◆ INFORMATION ◆
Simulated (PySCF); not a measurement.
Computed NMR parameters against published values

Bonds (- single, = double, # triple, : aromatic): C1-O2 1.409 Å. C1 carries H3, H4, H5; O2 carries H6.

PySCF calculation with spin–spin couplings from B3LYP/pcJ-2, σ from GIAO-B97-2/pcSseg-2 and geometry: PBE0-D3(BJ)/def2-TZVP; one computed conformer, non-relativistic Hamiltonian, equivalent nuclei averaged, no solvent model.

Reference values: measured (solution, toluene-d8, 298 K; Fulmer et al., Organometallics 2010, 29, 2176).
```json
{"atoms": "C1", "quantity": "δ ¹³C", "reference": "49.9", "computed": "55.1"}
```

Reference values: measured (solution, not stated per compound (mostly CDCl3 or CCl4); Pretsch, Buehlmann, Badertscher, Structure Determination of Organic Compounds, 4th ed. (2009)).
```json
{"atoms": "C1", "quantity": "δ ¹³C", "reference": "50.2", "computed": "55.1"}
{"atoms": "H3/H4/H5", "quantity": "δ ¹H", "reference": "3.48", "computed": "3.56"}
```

◆ WORK ITEM ◆
Go through the entries and repeat each one exactly.

◆ TASK ANSWER ◆
Simulated (PySCF); not a measurement.
Computed NMR parameters against published values

Bonds (- single, = double, # triple, : aromatic): C1-O2 1.409 Å. C1 carries H3, H4, H5; O2 carries H6.

PySCF calculation with spin–spin couplings from B3LYP/pcJ-2, σ from GIAO-B97-2/pcSseg-2 and geometry: PBE0-D3(BJ)/def2-TZVP; one computed conformer, non-relativistic Hamiltonian, equivalent nuclei averaged, no solvent model.

Reference values: measured (solution, toluene-d8, 298 K; Fulmer et al., Organometallics 2010, 29, 2176).
```json
{"atoms": "C1", "quantity": "δ ¹³C", "reference": "49.9", "computed": "55.1"}
```

Reference values: measured (solution, not stated per compound (mostly CDCl3 or CCl4); Pretsch, Buehlmann, Badertscher, Structure Determination of Organic Compounds, 4th ed. (2009)).
```json
{"atoms": "C1", "quantity": "δ ¹³C", "reference": "50.2", "computed": "55.1"}
{"atoms": "H3/H4/H5", "quantity": "δ ¹H", "reference": "3.48", "computed": "3.56"}
```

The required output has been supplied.